### [WORK ORDER]
Send back all of the data, word for word.

### [RECORDS SUPPLIED]
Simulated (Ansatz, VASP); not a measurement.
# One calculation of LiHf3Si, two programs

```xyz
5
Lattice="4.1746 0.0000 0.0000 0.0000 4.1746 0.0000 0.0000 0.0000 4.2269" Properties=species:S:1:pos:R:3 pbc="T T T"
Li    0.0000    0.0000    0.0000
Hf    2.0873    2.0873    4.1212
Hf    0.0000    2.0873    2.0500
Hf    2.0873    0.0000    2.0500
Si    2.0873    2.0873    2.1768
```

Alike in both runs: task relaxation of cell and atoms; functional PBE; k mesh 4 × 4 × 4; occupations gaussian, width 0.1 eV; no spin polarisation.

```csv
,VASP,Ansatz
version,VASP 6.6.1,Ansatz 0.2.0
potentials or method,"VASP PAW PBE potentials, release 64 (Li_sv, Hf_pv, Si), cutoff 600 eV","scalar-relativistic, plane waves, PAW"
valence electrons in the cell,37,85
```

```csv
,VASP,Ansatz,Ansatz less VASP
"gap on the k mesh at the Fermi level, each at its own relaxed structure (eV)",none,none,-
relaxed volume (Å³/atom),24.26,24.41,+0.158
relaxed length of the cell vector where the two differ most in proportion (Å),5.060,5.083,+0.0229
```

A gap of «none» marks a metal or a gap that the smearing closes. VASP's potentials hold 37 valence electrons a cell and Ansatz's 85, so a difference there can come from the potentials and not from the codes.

### [SOLUTION]
Simulated (Ansatz, VASP); not a measurement.
# One calculation of LiHf3Si, two programs

```xyz
5
Lattice="4.1746 0.0000 0.0000 0.0000 4.1746 0.0000 0.0000 0.0000 4.2269" Properties=species:S:1:pos:R:3 pbc="T T T"
Li    0.0000    0.0000    0.0000
Hf    2.0873    2.0873    4.1212
Hf    0.0000    2.0873    2.0500
Hf    2.0873    0.0000    2.0500
Si    2.0873    2.0873    2.1768
```

Alike in both runs: task relaxation of cell and atoms; functional PBE; k mesh 4 × 4 × 4; occupations gaussian, width 0.1 eV; no spin polarisation.

```csv
,VASP,Ansatz
version,VASP 6.6.1,Ansatz 0.2.0
potentials or method,"VASP PAW PBE potentials, release 64 (Li_sv, Hf_pv, Si), cutoff 600 eV","scalar-relativistic, plane waves, PAW"
valence electrons in the cell,37,85
```

```csv
,VASP,Ansatz,Ansatz less VASP
"gap on the k mesh at the Fermi level, each at its own relaxed structure (eV)",none,none,-
relaxed volume (Å³/atom),24.26,24.41,+0.158
relaxed length of the cell vector where the two differ most in proportion (Å),5.060,5.083,+0.0229
```

A gap of «none» marks a metal or a gap that the smearing closes. VASP's potentials hold 37 valence electrons a cell and Ansatz's 85, so a difference there can come from the potentials and not from the codes.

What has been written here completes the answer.